● **Work item**: Print all of the records below again without a single difference.

● **Information given**:
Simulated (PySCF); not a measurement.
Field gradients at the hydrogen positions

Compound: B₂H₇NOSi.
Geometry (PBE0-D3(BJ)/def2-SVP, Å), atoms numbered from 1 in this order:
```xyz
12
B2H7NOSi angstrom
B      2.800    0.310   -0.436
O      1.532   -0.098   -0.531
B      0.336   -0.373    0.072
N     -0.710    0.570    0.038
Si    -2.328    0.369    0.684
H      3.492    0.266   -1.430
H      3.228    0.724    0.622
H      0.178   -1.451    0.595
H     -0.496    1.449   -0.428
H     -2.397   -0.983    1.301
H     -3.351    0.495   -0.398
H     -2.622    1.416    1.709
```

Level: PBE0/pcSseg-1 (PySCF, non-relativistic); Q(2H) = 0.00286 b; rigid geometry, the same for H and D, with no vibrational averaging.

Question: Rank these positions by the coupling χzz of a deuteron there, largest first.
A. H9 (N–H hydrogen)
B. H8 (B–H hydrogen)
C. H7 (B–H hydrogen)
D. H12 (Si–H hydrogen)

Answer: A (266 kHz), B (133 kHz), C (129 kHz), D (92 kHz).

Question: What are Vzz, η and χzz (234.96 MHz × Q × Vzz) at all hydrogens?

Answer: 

● **Answer area**:
Simulated (PySCF); not a measurement.
Field gradients at the hydrogen positions

Compound: B₂H₇NOSi.
Geometry (PBE0-D3(BJ)/def2-SVP, Å), atoms numbered from 1 in this order:
```xyz
12
B2H7NOSi angstrom
B      2.800    0.310   -0.436
O      1.532   -0.098   -0.531
B      0.336   -0.373    0.072
N     -0.710    0.570    0.038
Si    -2.328    0.369    0.684
H      3.492    0.266   -1.430
H      3.228    0.724    0.622
H      0.178   -1.451    0.595
H     -0.496    1.449   -0.428
H     -2.397   -0.983    1.301
H     -3.351    0.495   -0.398
H     -2.622    1.416    1.709
```

Level: PBE0/pcSseg-1 (PySCF, non-relativistic); Q(2H) = 0.00286 b; rigid geometry, the same for H and D, with no vibrational averaging.

Question: Rank these positions by the coupling χzz of a deuteron there, largest first.
A. H9 (N–H hydrogen)
B. H8 (B–H hydrogen)
C. H7 (B–H hydrogen)
D. H12 (Si–H hydrogen)

Answer: A (266 kHz), B (133 kHz), C (129 kHz), D (92 kHz).

Question: What are Vzz, η and χzz (234.96 MHz × Q × Vzz) at all hydrogens?

Answer: 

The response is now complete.